-- Opening Marker --

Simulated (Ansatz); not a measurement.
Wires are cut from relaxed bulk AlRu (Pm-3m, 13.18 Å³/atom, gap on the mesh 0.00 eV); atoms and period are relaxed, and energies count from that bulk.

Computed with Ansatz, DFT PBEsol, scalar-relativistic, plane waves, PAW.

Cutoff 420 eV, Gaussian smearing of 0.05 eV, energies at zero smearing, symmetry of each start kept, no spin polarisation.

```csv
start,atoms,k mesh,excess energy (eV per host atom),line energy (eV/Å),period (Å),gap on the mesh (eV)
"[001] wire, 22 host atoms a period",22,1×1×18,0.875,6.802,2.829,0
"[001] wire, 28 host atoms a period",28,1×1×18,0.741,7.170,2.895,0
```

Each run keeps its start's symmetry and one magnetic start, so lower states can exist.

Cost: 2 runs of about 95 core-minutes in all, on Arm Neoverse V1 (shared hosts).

-- Closing Marker --

Work request — In your answer, print every entry exactly as it appears.

Problem solution —
Simulated (Ansatz); not a measurement.
Wires are cut from relaxed bulk AlRu (Pm-3m, 13.18 Å³/atom, gap on the mesh 0.00 eV); atoms and period are relaxed, and energies count from that bulk.

Computed with Ansatz, DFT PBEsol, scalar-relativistic, plane waves, PAW.

Cutoff 420 eV, Gaussian smearing of 0.05 eV, energies at zero smearing, symmetry of each start kept, no spin polarisation.

```csv
start,atoms,k mesh,excess energy (eV per host atom),line energy (eV/Å),period (Å),gap on the mesh (eV)
"[001] wire, 22 host atoms a period",22,1×1×18,0.875,6.802,2.829,0
"[001] wire, 28 host atoms a period",28,1×1×18,0.741,7.170,2.895,0
```

Each run keeps its start's symmetry and one magnetic start, so lower states can exist.

Cost: 2 runs of about 95 core-minutes in all, on Arm Neoverse V1 (shared hosts).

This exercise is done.